— Work order —
When the line containing "A. nuclear radius" appears in the entries below, begin printing there and stop after the line containing "C. iteration limit"; print each of those lines exactly and no other line.

— Data extracts —
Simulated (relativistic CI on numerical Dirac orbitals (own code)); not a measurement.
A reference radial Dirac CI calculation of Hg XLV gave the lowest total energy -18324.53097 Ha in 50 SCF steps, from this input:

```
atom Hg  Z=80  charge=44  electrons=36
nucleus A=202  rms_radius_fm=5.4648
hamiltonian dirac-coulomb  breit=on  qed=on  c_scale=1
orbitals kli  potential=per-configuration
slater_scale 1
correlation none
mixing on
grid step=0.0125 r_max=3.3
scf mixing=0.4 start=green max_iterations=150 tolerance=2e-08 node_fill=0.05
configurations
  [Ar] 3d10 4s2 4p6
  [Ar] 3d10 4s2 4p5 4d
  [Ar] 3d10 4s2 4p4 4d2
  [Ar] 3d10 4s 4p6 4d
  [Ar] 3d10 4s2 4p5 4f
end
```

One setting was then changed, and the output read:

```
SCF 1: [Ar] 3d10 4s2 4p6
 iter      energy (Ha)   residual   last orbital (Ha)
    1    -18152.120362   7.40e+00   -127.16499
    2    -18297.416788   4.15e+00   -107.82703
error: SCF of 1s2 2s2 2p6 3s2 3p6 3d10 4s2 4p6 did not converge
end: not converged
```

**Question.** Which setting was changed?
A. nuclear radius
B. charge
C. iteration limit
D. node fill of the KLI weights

— Worked solution —
A. nuclear radius
B. charge
C. iteration limit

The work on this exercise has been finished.